Up to and including the line containing "VASP's potentials were", retype each line of the listing below exactly, beginning with the first.

—————
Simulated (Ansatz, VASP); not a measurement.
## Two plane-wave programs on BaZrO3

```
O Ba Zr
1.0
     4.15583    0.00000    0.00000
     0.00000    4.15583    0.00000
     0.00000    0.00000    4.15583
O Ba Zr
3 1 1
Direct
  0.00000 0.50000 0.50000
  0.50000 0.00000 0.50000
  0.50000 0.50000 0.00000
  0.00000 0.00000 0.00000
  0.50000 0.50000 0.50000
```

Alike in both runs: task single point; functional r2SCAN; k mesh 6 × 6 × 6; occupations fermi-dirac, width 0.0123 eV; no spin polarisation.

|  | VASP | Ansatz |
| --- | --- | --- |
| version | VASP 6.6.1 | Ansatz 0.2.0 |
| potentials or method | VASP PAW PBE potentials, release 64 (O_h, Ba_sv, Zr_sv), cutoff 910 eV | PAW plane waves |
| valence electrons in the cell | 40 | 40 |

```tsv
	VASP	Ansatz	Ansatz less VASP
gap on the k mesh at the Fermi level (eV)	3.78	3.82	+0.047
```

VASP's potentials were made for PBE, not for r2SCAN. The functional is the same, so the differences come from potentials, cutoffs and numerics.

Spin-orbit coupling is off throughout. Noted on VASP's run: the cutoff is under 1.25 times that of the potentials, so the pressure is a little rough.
—————

**TASK RESULT**
Simulated (Ansatz, VASP); not a measurement.
## Two plane-wave programs on BaZrO3

```
O Ba Zr
1.0
     4.15583    0.00000    0.00000
     0.00000    4.15583    0.00000
     0.00000    0.00000    4.15583
O Ba Zr
3 1 1
Direct
  0.00000 0.50000 0.50000
  0.50000 0.00000 0.50000
  0.50000 0.50000 0.00000
  0.00000 0.00000 0.00000
  0.50000 0.50000 0.50000
```

Alike in both runs: task single point; functional r2SCAN; k mesh 6 × 6 × 6; occupations fermi-dirac, width 0.0123 eV; no spin polarisation.

|  | VASP | Ansatz |
| --- | --- | --- |
| version | VASP 6.6.1 | Ansatz 0.2.0 |
| potentials or method | VASP PAW PBE potentials, release 64 (O_h, Ba_sv, Zr_sv), cutoff 910 eV | PAW plane waves |
| valence electrons in the cell | 40 | 40 |

```tsv
	VASP	Ansatz	Ansatz less VASP
gap on the k mesh at the Fermi level (eV)	3.78	3.82	+0.047
```

VASP's potentials were made for PBE, not for r2SCAN. The functional is the same, so the differences come from potentials, cutoffs and numerics.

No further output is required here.